● **Action item**
From the top of the records below down to the line containing "Charge 0, spin multiplicity 2.", reproduce every line exactly.

= = = =

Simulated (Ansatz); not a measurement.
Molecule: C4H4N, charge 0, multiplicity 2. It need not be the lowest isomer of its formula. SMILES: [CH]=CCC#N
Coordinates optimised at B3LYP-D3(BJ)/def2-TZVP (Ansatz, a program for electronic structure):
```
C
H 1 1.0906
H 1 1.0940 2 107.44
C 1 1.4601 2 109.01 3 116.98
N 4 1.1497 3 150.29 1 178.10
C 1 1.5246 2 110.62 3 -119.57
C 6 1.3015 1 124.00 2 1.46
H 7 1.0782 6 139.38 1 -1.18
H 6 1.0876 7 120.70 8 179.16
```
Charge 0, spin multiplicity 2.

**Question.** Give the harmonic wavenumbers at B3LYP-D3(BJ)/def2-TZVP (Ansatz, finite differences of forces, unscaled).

= = = =

● **Result**
Simulated (Ansatz); not a measurement.
Molecule: C4H4N, charge 0, multiplicity 2. It need not be the lowest isomer of its formula. SMILES: [CH]=CCC#N
Coordinates optimised at B3LYP-D3(BJ)/def2-TZVP (Ansatz, a program for electronic structure):
```
C
H 1 1.0906
H 1 1.0940 2 107.44
C 1 1.4601 2 109.01 3 116.98
N 4 1.1497 3 150.29 1 178.10
C 1 1.5246 2 110.62 3 -119.57
C 6 1.3015 1 124.00 2 1.46
H 7 1.0782 6 139.38 1 -1.18
H 6 1.0876 7 120.70 8 179.16
```
Charge 0, spin multiplicity 2.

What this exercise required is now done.